RECORDS SUPPLIED START

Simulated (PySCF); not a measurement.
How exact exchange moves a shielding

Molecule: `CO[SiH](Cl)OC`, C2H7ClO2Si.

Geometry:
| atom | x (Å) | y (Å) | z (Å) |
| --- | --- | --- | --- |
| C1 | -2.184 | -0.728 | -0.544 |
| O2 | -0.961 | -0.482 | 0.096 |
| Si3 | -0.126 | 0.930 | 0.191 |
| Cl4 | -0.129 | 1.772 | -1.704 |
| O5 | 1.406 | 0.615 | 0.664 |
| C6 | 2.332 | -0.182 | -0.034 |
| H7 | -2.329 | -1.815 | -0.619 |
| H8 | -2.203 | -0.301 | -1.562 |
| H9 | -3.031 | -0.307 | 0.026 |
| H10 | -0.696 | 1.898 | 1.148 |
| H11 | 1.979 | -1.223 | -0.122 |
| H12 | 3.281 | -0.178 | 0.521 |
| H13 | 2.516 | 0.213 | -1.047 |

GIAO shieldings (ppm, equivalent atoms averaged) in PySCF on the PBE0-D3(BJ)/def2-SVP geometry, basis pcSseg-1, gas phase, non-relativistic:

RECORDS SUPPLIED END

→ **WORK REQUEST**:
Restating every entry above word for word is the whole task.

→ **WRITTEN REPLY**:
Simulated (PySCF); not a measurement.
How exact exchange moves a shielding

Molecule: `CO[SiH](Cl)OC`, C2H7ClO2Si.

Geometry:
| atom | x (Å) | y (Å) | z (Å) |
| --- | --- | --- | --- |
| C1 | -2.184 | -0.728 | -0.544 |
| O2 | -0.961 | -0.482 | 0.096 |
| Si3 | -0.126 | 0.930 | 0.191 |
| Cl4 | -0.129 | 1.772 | -1.704 |
| O5 | 1.406 | 0.615 | 0.664 |
| C6 | 2.332 | -0.182 | -0.034 |
| H7 | -2.329 | -1.815 | -0.619 |
| H8 | -2.203 | -0.301 | -1.562 |
| H9 | -3.031 | -0.307 | 0.026 |
| H10 | -0.696 | 1.898 | 1.148 |
| H11 | 1.979 | -1.223 | -0.122 |
| H12 | 3.281 | -0.178 | 0.521 |
| H13 | 2.516 | 0.213 | -1.047 |

GIAO shieldings (ppm, equivalent atoms averaged) in PySCF on the PBE0-D3(BJ)/def2-SVP geometry, basis pcSseg-1, gas phase, non-relativistic:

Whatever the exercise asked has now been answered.